###

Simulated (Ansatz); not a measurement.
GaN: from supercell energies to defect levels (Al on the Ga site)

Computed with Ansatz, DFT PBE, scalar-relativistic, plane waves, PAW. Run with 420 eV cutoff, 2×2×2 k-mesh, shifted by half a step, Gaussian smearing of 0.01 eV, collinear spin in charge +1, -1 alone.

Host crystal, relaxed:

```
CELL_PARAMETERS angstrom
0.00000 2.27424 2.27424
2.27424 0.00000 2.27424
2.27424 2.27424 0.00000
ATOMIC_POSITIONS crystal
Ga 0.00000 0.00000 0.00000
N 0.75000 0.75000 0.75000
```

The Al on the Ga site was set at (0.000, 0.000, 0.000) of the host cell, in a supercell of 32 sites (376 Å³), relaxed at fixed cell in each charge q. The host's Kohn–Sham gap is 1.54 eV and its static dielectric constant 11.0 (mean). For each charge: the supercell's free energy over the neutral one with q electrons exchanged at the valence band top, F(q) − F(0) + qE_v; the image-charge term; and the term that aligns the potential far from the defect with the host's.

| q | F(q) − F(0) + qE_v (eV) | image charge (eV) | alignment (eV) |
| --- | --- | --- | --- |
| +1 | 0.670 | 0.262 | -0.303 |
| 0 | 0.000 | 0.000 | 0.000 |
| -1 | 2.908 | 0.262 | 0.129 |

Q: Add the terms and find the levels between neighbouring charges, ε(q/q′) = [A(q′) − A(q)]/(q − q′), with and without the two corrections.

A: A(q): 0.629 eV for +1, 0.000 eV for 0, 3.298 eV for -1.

###

» Exercise
Could I ask you to return the records exactly and in full?

» Exercise solution
Simulated (Ansatz); not a measurement.
GaN: from supercell energies to defect levels (Al on the Ga site)

Computed with Ansatz, DFT PBE, scalar-relativistic, plane waves, PAW. Run with 420 eV cutoff, 2×2×2 k-mesh, shifted by half a step, Gaussian smearing of 0.01 eV, collinear spin in charge +1, -1 alone.

Host crystal, relaxed:

```
CELL_PARAMETERS angstrom
0.00000 2.27424 2.27424
2.27424 0.00000 2.27424
2.27424 2.27424 0.00000
ATOMIC_POSITIONS crystal
Ga 0.00000 0.00000 0.00000
N 0.75000 0.75000 0.75000
```

The Al on the Ga site was set at (0.000, 0.000, 0.000) of the host cell, in a supercell of 32 sites (376 Å³), relaxed at fixed cell in each charge q. The host's Kohn–Sham gap is 1.54 eV and its static dielectric constant 11.0 (mean). For each charge: the supercell's free energy over the neutral one with q electrons exchanged at the valence band top, F(q) − F(0) + qE_v; the image-charge term; and the term that aligns the potential far from the defect with the host's.

| q | F(q) − F(0) + qE_v (eV) | image charge (eV) | alignment (eV) |
| --- | --- | --- | --- |
| +1 | 0.670 | 0.262 | -0.303 |
| 0 | 0.000 | 0.000 | 0.000 |
| -1 | 2.908 | 0.262 | 0.129 |

Q: Add the terms and find the levels between neighbouring charges, ε(q/q′) = [A(q′) − A(q)]/(q − q′), with and without the two corrections.

A: A(q): 0.629 eV for +1, 0.000 eV for 0, 3.298 eV for -1.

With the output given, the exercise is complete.